*** Information provided ***

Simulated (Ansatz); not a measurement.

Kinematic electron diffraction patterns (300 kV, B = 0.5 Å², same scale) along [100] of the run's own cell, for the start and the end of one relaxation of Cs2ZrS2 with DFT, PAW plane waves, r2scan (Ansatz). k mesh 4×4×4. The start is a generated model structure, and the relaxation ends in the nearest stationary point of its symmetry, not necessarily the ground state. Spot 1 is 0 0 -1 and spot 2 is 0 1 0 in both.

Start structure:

*** End of Information provided ***

> Required action: Without leaving anything out, retype the material exactly.

> Reply:
Simulated (Ansatz); not a measurement.

Kinematic electron diffraction patterns (300 kV, B = 0.5 Å², same scale) along [100] of the run's own cell, for the start and the end of one relaxation of Cs2ZrS2 with DFT, PAW plane waves, r2scan (Ansatz). k mesh 4×4×4. The start is a generated model structure, and the relaxation ends in the nearest stationary point of its symmetry, not necessarily the ground state. Spot 1 is 0 0 -1 and spot 2 is 0 1 0 in both.

Start structure:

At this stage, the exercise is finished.